DATA RECORDS:
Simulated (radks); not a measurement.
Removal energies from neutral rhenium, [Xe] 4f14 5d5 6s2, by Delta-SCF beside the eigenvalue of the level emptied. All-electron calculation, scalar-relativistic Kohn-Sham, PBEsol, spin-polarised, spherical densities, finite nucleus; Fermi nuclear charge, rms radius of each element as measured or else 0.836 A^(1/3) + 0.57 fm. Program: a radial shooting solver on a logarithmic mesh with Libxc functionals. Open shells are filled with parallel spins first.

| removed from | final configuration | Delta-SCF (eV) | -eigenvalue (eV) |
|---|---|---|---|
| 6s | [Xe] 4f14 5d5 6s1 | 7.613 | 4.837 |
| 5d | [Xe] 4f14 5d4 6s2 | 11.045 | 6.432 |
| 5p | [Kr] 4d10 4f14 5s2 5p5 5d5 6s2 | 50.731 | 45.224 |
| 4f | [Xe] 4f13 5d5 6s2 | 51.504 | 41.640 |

ASSIGNED TASK: Nothing but the exact lines from the start of the material through the line holding "50.731 | 45.224 |", both included, belongs in the answer.

TASK ANSWER:
Simulated (radks); not a measurement.
Removal energies from neutral rhenium, [Xe] 4f14 5d5 6s2, by Delta-SCF beside the eigenvalue of the level emptied. All-electron calculation, scalar-relativistic Kohn-Sham, PBEsol, spin-polarised, spherical densities, finite nucleus; Fermi nuclear charge, rms radius of each element as measured or else 0.836 A^(1/3) + 0.57 fm. Program: a radial shooting solver on a logarithmic mesh with Libxc functionals. Open shells are filled with parallel spins first.

| removed from | final configuration | Delta-SCF (eV) | -eigenvalue (eV) |
|---|---|---|---|
| 6s | [Xe] 4f14 5d5 6s1 | 7.613 | 4.837 |
| 5d | [Xe] 4f14 5d4 6s2 | 11.045 | 6.432 |
| 5p | [Kr] 4d10 4f14 5s2 5p5 5d5 6s2 | 50.731 | 45.224 |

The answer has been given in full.